# Requirement:
Could you print every line from the first one of the records below through the line containing "The run converged.", with both included and nothing else?

..............................

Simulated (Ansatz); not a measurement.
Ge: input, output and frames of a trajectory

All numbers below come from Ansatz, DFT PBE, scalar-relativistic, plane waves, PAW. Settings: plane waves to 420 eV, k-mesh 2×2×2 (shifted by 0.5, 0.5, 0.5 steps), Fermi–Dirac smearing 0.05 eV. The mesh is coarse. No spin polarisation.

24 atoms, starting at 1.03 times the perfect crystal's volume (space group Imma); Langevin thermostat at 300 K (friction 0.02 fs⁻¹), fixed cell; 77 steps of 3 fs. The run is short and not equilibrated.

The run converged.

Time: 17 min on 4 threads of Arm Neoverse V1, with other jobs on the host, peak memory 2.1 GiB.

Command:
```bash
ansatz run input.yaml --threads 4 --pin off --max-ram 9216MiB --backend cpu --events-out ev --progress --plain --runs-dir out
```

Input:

..............................

# Answer box:
Simulated (Ansatz); not a measurement.
Ge: input, output and frames of a trajectory

All numbers below come from Ansatz, DFT PBE, scalar-relativistic, plane waves, PAW. Settings: plane waves to 420 eV, k-mesh 2×2×2 (shifted by 0.5, 0.5, 0.5 steps), Fermi–Dirac smearing 0.05 eV. The mesh is coarse. No spin polarisation.

24 atoms, starting at 1.03 times the perfect crystal's volume (space group Imma); Langevin thermostat at 300 K (friction 0.02 fs⁻¹), fixed cell; 77 steps of 3 fs. The run is short and not equilibrated.

The run converged.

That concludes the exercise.